## Information given
━━━━━━━━━━━━━━━━

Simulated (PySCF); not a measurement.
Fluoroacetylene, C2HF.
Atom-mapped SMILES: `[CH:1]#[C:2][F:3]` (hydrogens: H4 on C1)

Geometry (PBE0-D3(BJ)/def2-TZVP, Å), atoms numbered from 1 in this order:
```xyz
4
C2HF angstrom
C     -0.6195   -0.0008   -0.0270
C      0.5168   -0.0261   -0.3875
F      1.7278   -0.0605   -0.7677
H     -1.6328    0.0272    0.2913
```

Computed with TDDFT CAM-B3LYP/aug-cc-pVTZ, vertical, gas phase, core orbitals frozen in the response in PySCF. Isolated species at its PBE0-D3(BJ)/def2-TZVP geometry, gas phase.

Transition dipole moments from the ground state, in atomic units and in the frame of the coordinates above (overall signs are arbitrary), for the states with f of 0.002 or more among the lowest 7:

━━━━━━━━━━━━━━━━

## Work request
Every line from the top of the material through the line containing "Computed with TDDFT" must be transcribed exactly, and no other line may appear.

## Exercise answer
Simulated (PySCF); not a measurement.
Fluoroacetylene, C2HF.
Atom-mapped SMILES: `[CH:1]#[C:2][F:3]` (hydrogens: H4 on C1)

Geometry (PBE0-D3(BJ)/def2-TZVP, Å), atoms numbered from 1 in this order:
```xyz
4
C2HF angstrom
C     -0.6195   -0.0008   -0.0270
C      0.5168   -0.0261   -0.3875
F      1.7278   -0.0605   -0.7677
H     -1.6328    0.0272    0.2913
```

Computed with TDDFT CAM-B3LYP/aug-cc-pVTZ, vertical, gas phase, core orbitals frozen in the response in PySCF. Isolated species at its PBE0-D3(BJ)/def2-TZVP geometry, gas phase.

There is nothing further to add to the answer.